WORK ORDER:
Word for word, set down the entries below.

RECORDS SUPPLIED:
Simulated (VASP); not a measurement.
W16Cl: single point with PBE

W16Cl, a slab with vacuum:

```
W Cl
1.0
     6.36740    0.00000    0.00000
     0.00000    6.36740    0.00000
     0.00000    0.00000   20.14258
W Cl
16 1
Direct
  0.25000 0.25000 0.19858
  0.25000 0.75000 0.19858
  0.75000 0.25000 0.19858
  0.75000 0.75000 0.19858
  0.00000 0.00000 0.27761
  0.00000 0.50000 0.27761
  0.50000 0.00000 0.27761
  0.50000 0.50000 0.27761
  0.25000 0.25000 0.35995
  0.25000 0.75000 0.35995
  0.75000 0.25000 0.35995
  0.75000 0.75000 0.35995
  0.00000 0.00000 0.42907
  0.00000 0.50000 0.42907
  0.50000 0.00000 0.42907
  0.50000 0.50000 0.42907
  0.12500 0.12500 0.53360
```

EXERCISE RESULT:
Simulated (VASP); not a measurement.
W16Cl: single point with PBE

W16Cl, a slab with vacuum:

```
W Cl
1.0
     6.36740    0.00000    0.00000
     0.00000    6.36740    0.00000
     0.00000    0.00000   20.14258
W Cl
16 1
Direct
  0.25000 0.25000 0.19858
  0.25000 0.75000 0.19858
  0.75000 0.25000 0.19858
  0.75000 0.75000 0.19858
  0.00000 0.00000 0.27761
  0.00000 0.50000 0.27761
  0.50000 0.00000 0.27761
  0.50000 0.50000 0.27761
  0.25000 0.25000 0.35995
  0.25000 0.75000 0.35995
  0.75000 0.25000 0.35995
  0.75000 0.75000 0.35995
  0.00000 0.00000 0.42907
  0.00000 0.50000 0.42907
  0.50000 0.00000 0.42907
  0.50000 0.50000 0.42907
  0.12500 0.12500 0.53360
```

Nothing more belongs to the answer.